——————
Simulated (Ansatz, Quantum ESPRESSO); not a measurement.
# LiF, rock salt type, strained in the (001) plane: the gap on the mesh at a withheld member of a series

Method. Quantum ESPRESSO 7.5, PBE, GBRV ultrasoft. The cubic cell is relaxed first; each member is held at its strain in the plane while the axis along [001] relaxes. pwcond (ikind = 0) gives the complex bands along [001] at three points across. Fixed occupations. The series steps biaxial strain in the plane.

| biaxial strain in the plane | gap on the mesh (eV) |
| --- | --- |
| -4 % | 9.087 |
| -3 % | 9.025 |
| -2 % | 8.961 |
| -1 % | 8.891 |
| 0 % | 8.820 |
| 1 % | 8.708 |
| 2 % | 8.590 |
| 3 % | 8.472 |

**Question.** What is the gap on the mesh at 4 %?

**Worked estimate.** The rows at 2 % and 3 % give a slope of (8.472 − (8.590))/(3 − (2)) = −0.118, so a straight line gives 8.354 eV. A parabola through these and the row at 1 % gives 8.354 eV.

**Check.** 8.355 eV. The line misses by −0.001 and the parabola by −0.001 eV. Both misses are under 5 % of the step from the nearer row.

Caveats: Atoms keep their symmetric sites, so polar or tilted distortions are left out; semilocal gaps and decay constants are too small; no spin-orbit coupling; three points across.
——————

*ACTION ITEM*. Copy out, word for word, the part of the entries above that begins at the line with "-3 % | 9.025 |" and ends at the line with "the nearer row.", including both.

*RESPONSE BOX*.
| -3 % | 9.025 |
| -2 % | 8.961 |
| -1 % | 8.891 |
| 0 % | 8.820 |
| 1 % | 8.708 |
| 2 % | 8.590 |
| 3 % | 8.472 |

**Question.** What is the gap on the mesh at 4 %?

**Worked estimate.** The rows at 2 % and 3 % give a slope of (8.472 − (8.590))/(3 − (2)) = −0.118, so a straight line gives 8.354 eV. A parabola through these and the row at 1 % gives 8.354 eV.

**Check.** 8.355 eV. The line misses by −0.001 and the parabola by −0.001 eV. Both misses are under 5 % of the step from the nearer row.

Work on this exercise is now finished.